[[ GIVEN INFORMATION open ]]

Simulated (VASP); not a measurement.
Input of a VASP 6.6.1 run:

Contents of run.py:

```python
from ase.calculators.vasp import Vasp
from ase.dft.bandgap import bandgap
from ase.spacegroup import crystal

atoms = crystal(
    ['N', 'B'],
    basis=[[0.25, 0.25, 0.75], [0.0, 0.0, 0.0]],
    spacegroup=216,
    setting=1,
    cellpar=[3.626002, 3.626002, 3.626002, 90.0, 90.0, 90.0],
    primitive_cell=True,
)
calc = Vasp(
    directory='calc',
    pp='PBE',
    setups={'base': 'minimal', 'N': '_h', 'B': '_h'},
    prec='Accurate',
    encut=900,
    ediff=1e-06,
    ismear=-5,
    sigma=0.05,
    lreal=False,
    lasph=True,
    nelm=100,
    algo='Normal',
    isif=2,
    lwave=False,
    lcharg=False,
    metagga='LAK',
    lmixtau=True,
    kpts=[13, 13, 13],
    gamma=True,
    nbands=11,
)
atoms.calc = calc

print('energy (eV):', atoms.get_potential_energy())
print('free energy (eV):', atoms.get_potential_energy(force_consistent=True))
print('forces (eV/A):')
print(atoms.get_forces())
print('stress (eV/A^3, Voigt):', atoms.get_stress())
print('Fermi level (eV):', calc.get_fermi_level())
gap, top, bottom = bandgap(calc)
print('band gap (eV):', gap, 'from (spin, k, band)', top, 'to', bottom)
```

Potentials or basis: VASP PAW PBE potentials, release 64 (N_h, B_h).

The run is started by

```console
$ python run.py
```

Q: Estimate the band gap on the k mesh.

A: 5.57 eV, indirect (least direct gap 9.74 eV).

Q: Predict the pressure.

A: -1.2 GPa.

[[ GIVEN INFORMATION closed ]]

REQUIREMENT –
Above are the records; repeat exactly the lines from the one holding "Potentials or basis: VASP" down to the one holding "Q: Predict the pressure.", end lines included.

PROBLEM SOLUTION –
Potentials or basis: VASP PAW PBE potentials, release 64 (N_h, B_h).

The run is started by

```console
$ python run.py
```

Q: Estimate the band gap on the k mesh.

A: 5.57 eV, indirect (least direct gap 9.74 eV).

Q: Predict the pressure.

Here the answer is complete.